DATA SUPPLIED →
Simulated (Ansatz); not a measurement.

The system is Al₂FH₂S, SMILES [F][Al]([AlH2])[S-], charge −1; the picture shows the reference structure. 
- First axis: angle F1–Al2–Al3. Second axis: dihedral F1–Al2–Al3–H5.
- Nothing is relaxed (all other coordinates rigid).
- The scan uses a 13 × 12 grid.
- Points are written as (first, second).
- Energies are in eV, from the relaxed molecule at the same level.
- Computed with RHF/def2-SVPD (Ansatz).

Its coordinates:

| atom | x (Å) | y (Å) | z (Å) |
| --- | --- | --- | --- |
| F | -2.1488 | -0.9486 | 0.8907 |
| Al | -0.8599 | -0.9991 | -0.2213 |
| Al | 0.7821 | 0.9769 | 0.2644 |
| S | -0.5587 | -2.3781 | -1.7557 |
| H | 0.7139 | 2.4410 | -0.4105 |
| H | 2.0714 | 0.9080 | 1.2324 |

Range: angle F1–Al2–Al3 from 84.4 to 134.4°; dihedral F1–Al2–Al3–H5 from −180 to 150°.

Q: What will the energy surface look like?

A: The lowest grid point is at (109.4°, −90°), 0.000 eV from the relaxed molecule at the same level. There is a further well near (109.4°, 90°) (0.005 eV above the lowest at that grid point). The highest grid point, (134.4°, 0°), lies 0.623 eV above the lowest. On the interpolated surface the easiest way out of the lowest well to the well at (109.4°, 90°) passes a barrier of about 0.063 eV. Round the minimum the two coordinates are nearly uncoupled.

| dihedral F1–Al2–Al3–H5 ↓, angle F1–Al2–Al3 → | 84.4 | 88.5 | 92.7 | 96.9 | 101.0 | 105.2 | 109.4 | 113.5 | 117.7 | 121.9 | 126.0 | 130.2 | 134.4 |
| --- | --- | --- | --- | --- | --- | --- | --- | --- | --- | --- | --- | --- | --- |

BRIEF →
Please copy the lines in the records above between the one holding "- The scan uses a 13 × 12 grid." and the one holding "Q: What will the energy surface look like?", inclusive, exactly and with no other line.

EXERCISE RESPONSE →
- The scan uses a 13 × 12 grid.
- Points are written as (first, second).
- Energies are in eV, from the relaxed molecule at the same level.
- Computed with RHF/def2-SVPD (Ansatz).

Its coordinates:

| atom | x (Å) | y (Å) | z (Å) |
| --- | --- | --- | --- |
| F | -2.1488 | -0.9486 | 0.8907 |
| Al | -0.8599 | -0.9991 | -0.2213 |
| Al | 0.7821 | 0.9769 | 0.2644 |
| S | -0.5587 | -2.3781 | -1.7557 |
| H | 0.7139 | 2.4410 | -0.4105 |
| H | 2.0714 | 0.9080 | 1.2324 |

Range: angle F1–Al2–Al3 from 84.4 to 134.4°; dihedral F1–Al2–Al3–H5 from −180 to 150°.

Q: What will the energy surface look like?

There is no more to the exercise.